WORK ITEM =>
The material below holds a span beginning at the line with "Cut-offs for bonds: Sn-Sn" and ending at the line with "8 counted) |". Quote that span exactly, both ends included, and only that span.

SUPPLIED ENTRIES =>
Content starts

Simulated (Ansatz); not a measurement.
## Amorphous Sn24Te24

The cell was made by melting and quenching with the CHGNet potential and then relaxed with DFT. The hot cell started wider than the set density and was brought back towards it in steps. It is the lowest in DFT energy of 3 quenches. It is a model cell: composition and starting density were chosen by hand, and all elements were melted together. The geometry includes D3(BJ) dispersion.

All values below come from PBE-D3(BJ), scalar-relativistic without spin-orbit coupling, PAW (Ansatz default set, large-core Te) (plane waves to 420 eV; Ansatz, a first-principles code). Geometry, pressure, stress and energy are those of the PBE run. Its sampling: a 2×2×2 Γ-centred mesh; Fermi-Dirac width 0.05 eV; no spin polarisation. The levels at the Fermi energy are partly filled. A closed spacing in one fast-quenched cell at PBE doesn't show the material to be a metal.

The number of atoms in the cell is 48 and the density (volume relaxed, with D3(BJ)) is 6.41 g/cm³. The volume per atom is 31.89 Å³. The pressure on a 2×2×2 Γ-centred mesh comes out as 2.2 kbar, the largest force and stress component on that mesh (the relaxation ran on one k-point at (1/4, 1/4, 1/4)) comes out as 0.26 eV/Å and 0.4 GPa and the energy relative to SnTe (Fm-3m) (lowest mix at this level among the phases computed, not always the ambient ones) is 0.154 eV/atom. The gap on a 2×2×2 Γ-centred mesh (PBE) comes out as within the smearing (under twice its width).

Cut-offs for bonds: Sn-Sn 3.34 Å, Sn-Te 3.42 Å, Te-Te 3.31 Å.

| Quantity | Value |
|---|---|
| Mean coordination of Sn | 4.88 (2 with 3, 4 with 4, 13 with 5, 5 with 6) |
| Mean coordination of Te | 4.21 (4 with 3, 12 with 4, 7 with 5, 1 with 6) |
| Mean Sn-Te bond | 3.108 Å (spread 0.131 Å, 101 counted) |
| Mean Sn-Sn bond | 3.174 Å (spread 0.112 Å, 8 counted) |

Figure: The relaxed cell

Content ends

EXPECTED ANSWER =>
Cut-offs for bonds: Sn-Sn 3.34 Å, Sn-Te 3.42 Å, Te-Te 3.31 Å.

| Quantity | Value |
|---|---|
| Mean coordination of Sn | 4.88 (2 with 3, 4 with 4, 13 with 5, 5 with 6) |
| Mean coordination of Te | 4.21 (4 with 3, 12 with 4, 7 with 5, 1 with 6) |
| Mean Sn-Te bond | 3.108 Å (spread 0.131 Å, 101 counted) |
| Mean Sn-Sn bond | 3.174 Å (spread 0.112 Å, 8 counted) |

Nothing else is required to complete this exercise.